:: Data shown ::

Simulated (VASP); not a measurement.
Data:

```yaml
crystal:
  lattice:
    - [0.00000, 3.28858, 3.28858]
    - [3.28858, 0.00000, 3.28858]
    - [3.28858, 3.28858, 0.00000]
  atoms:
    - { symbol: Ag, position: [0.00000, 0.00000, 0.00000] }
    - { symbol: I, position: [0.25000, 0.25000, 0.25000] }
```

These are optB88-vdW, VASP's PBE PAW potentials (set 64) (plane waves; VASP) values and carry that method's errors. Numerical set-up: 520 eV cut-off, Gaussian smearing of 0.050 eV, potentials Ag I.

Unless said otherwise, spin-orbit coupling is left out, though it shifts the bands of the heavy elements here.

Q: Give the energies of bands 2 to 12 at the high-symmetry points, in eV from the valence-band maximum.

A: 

:::

__Work task__. The lines to retype, exactly and only, run from the first line of the material through the line with "Unless said otherwise, spin-orbit".

__Result__.
Simulated (VASP); not a measurement.
Data:

```yaml
crystal:
  lattice:
    - [0.00000, 3.28858, 3.28858]
    - [3.28858, 0.00000, 3.28858]
    - [3.28858, 3.28858, 0.00000]
  atoms:
    - { symbol: Ag, position: [0.00000, 0.00000, 0.00000] }
    - { symbol: I, position: [0.25000, 0.25000, 0.25000] }
```

These are optB88-vdW, VASP's PBE PAW potentials (set 64) (plane waves; VASP) values and carry that method's errors. Numerical set-up: 520 eV cut-off, Gaussian smearing of 0.050 eV, potentials Ag I.

Unless said otherwise, spin-orbit coupling is left out, though it shifts the bands of the heavy elements here.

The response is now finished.